**Work task:**
Retype the entries. Match them exactly.

** Opening Recorded data block **
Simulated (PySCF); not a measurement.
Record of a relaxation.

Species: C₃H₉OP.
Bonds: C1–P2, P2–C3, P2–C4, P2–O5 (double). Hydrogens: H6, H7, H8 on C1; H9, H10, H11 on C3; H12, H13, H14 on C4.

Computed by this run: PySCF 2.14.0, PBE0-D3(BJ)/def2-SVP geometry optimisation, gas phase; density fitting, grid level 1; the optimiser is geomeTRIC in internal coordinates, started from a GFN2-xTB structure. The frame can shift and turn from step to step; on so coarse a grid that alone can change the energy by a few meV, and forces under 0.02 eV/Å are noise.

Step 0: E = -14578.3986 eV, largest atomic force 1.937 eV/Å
** Closing Recorded data block **

**Reply:**
Simulated (PySCF); not a measurement.
Record of a relaxation.

Species: C₃H₉OP.
Bonds: C1–P2, P2–C3, P2–C4, P2–O5 (double). Hydrogens: H6, H7, H8 on C1; H9, H10, H11 on C3; H12, H13, H14 on C4.

Computed by this run: PySCF 2.14.0, PBE0-D3(BJ)/def2-SVP geometry optimisation, gas phase; density fitting, grid level 1; the optimiser is geomeTRIC in internal coordinates, started from a GFN2-xTB structure. The frame can shift and turn from step to step; on so coarse a grid that alone can change the energy by a few meV, and forces under 0.02 eV/Å are noise.

Step 0: E = -14578.3986 eV, largest atomic force 1.937 eV/Å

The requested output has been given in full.